— Requirement —
Restate each entry word for word, leaving nothing out.

— Provided material —
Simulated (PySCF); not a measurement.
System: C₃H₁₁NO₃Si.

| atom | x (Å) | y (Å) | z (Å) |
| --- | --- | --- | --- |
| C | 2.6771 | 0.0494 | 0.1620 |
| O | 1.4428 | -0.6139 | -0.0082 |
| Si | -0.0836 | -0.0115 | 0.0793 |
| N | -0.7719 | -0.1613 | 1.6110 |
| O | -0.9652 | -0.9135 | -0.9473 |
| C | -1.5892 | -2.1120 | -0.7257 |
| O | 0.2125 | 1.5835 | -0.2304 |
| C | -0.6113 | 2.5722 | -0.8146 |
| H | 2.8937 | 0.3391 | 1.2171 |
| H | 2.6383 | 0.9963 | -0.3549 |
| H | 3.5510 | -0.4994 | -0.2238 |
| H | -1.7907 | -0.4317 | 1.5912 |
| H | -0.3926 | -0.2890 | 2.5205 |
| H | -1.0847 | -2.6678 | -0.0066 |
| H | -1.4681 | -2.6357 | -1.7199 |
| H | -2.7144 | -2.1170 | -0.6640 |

— Reply —
Simulated (PySCF); not a measurement.
System: C₃H₁₁NO₃Si.

| atom | x (Å) | y (Å) | z (Å) |
| --- | --- | --- | --- |
| C | 2.6771 | 0.0494 | 0.1620 |
| O | 1.4428 | -0.6139 | -0.0082 |
| Si | -0.0836 | -0.0115 | 0.0793 |
| N | -0.7719 | -0.1613 | 1.6110 |
| O | -0.9652 | -0.9135 | -0.9473 |
| C | -1.5892 | -2.1120 | -0.7257 |
| O | 0.2125 | 1.5835 | -0.2304 |
| C | -0.6113 | 2.5722 | -0.8146 |
| H | 2.8937 | 0.3391 | 1.2171 |
| H | 2.6383 | 0.9963 | -0.3549 |
| H | 3.5510 | -0.4994 | -0.2238 |
| H | -1.7907 | -0.4317 | 1.5912 |
| H | -0.3926 | -0.2890 | 2.5205 |
| H | -1.0847 | -2.6678 | -0.0066 |
| H | -1.4681 | -2.6357 | -1.7199 |
| H | -2.7144 | -2.1170 | -0.6640 |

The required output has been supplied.